#### [DATASET CONTENT]
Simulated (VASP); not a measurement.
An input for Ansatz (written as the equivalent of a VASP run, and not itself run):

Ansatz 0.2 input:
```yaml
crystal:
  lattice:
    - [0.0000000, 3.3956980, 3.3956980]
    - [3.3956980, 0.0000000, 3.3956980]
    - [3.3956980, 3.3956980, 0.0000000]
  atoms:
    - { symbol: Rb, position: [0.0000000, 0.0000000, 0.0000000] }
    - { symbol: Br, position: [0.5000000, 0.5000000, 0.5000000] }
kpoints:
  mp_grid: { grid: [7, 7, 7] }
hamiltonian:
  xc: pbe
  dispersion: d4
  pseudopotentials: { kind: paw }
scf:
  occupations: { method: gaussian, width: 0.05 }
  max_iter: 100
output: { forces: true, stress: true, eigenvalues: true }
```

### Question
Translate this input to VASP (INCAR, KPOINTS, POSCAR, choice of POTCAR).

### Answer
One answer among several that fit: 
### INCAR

#### [BRIEF]
Give the lines again, exactly as they stand, from the beginning of the data through the line with "One answer among".

#### [WRITTEN ANSWER]
Simulated (VASP); not a measurement.
An input for Ansatz (written as the equivalent of a VASP run, and not itself run):

Ansatz 0.2 input:
```yaml
crystal:
  lattice:
    - [0.0000000, 3.3956980, 3.3956980]
    - [3.3956980, 0.0000000, 3.3956980]
    - [3.3956980, 3.3956980, 0.0000000]
  atoms:
    - { symbol: Rb, position: [0.0000000, 0.0000000, 0.0000000] }
    - { symbol: Br, position: [0.5000000, 0.5000000, 0.5000000] }
kpoints:
  mp_grid: { grid: [7, 7, 7] }
hamiltonian:
  xc: pbe
  dispersion: d4
  pseudopotentials: { kind: paw }
scf:
  occupations: { method: gaussian, width: 0.05 }
  max_iter: 100
output: { forces: true, stress: true, eigenvalues: true }
```

### Question
Translate this input to VASP (INCAR, KPOINTS, POSCAR, choice of POTCAR).

### Answer
One answer among several that fit: 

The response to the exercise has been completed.